> **DATASET**:
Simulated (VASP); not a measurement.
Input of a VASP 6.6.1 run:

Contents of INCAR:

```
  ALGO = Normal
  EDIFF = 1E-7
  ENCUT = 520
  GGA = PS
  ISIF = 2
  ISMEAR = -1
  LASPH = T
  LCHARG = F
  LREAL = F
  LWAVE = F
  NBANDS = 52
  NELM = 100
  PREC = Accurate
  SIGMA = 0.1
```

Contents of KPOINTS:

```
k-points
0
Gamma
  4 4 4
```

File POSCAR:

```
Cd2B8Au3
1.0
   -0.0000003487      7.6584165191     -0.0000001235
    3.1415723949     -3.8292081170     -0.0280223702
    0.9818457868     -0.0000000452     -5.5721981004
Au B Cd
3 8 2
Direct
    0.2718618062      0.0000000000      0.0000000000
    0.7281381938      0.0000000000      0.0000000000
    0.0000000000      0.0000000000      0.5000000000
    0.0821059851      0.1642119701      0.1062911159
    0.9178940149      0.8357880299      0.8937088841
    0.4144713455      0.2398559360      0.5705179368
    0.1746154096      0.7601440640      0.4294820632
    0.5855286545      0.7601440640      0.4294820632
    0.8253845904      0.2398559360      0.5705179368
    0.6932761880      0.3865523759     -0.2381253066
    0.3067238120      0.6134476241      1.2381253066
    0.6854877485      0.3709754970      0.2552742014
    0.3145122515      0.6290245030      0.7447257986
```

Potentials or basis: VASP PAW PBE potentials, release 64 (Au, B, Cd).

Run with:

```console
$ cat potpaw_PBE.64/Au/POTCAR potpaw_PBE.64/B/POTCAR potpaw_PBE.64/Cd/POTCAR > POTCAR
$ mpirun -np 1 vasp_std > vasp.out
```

> **ACTION ITEM**:
The material above is to be transcribed in full, exactly as it appears.

> **WRITTEN RESPONSE**:
Simulated (VASP); not a measurement.
Input of a VASP 6.6.1 run:

Contents of INCAR:

```
  ALGO = Normal
  EDIFF = 1E-7
  ENCUT = 520
  GGA = PS
  ISIF = 2
  ISMEAR = -1
  LASPH = T
  LCHARG = F
  LREAL = F
  LWAVE = F
  NBANDS = 52
  NELM = 100
  PREC = Accurate
  SIGMA = 0.1
```

Contents of KPOINTS:

```
k-points
0
Gamma
  4 4 4
```

File POSCAR:

```
Cd2B8Au3
1.0
   -0.0000003487      7.6584165191     -0.0000001235
    3.1415723949     -3.8292081170     -0.0280223702
    0.9818457868     -0.0000000452     -5.5721981004
Au B Cd
3 8 2
Direct
    0.2718618062      0.0000000000      0.0000000000
    0.7281381938      0.0000000000      0.0000000000
    0.0000000000      0.0000000000      0.5000000000
    0.0821059851      0.1642119701      0.1062911159
    0.9178940149      0.8357880299      0.8937088841
    0.4144713455      0.2398559360      0.5705179368
    0.1746154096      0.7601440640      0.4294820632
    0.5855286545      0.7601440640      0.4294820632
    0.8253845904      0.2398559360      0.5705179368
    0.6932761880      0.3865523759     -0.2381253066
    0.3067238120      0.6134476241      1.2381253066
    0.6854877485      0.3709754970      0.2552742014
    0.3145122515      0.6290245030      0.7447257986
```

Potentials or basis: VASP PAW PBE potentials, release 64 (Au, B, Cd).

Run with:

```console
$ cat potpaw_PBE.64/Au/POTCAR potpaw_PBE.64/B/POTCAR potpaw_PBE.64/Cd/POTCAR > POTCAR
$ mpirun -np 1 vasp_std > vasp.out
```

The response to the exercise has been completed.